▶ [Work item] From the first line of the records below through the line containing "Question: what energy", copy everything exactly and nothing more.

▶ [Information provided]
#####

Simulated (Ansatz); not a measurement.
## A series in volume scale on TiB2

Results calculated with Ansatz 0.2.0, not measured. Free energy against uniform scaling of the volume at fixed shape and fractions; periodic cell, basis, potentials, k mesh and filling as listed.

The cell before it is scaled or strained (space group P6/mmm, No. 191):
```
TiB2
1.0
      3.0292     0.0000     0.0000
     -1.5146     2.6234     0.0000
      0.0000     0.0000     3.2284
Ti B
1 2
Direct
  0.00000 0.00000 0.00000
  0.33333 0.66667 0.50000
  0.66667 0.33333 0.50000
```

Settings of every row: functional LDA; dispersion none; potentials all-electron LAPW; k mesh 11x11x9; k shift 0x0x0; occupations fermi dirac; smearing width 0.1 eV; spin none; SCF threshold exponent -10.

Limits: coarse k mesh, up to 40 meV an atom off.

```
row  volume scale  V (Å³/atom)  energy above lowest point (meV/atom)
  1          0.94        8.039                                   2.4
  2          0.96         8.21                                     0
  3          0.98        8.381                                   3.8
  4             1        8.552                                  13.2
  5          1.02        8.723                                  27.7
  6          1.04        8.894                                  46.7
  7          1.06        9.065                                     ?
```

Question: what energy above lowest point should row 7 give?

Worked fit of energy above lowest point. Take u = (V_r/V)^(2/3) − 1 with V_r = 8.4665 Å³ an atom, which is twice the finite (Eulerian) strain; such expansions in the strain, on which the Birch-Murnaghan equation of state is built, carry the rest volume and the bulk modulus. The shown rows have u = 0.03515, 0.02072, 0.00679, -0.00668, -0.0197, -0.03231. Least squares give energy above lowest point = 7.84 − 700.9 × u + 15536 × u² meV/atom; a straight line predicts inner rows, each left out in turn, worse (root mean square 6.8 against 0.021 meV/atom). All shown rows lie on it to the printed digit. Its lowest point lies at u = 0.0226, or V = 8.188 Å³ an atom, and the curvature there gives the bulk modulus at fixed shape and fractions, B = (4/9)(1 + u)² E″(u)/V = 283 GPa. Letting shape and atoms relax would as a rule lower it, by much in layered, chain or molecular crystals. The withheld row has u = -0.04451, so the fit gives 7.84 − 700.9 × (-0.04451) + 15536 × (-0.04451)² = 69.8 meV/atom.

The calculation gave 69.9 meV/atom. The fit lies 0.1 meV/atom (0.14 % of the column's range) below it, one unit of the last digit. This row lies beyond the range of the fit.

#####

▶ [Response area]
Simulated (Ansatz); not a measurement.
## A series in volume scale on TiB2

Results calculated with Ansatz 0.2.0, not measured. Free energy against uniform scaling of the volume at fixed shape and fractions; periodic cell, basis, potentials, k mesh and filling as listed.

The cell before it is scaled or strained (space group P6/mmm, No. 191):
```
TiB2
1.0
      3.0292     0.0000     0.0000
     -1.5146     2.6234     0.0000
      0.0000     0.0000     3.2284
Ti B
1 2
Direct
  0.00000 0.00000 0.00000
  0.33333 0.66667 0.50000
  0.66667 0.33333 0.50000
```

Settings of every row: functional LDA; dispersion none; potentials all-electron LAPW; k mesh 11x11x9; k shift 0x0x0; occupations fermi dirac; smearing width 0.1 eV; spin none; SCF threshold exponent -10.

Limits: coarse k mesh, up to 40 meV an atom off.

```
row  volume scale  V (Å³/atom)  energy above lowest point (meV/atom)
  1          0.94        8.039                                   2.4
  2          0.96         8.21                                     0
  3          0.98        8.381                                   3.8
  4             1        8.552                                  13.2
  5          1.02        8.723                                  27.7
  6          1.04        8.894                                  46.7
  7          1.06        9.065                                     ?
```

Question: what energy above lowest point should row 7 give?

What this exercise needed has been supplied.